BEGIN
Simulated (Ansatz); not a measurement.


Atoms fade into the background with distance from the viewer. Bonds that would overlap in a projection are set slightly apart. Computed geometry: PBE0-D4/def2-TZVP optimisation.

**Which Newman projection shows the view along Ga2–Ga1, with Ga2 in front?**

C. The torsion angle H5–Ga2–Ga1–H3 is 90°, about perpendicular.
END

**TASK ITEM:** Look above for the line holding "Atoms fade into" and the line holding "Ga2 in front?**". Retype both, and every line between them, word for word and nothing else.

**ANSWER BOX:**
Atoms fade into the background with distance from the viewer. Bonds that would overlap in a projection are set slightly apart. Computed geometry: PBE0-D4/def2-TZVP optimisation.

**Which Newman projection shows the view along Ga2–Ga1, with Ga2 in front?**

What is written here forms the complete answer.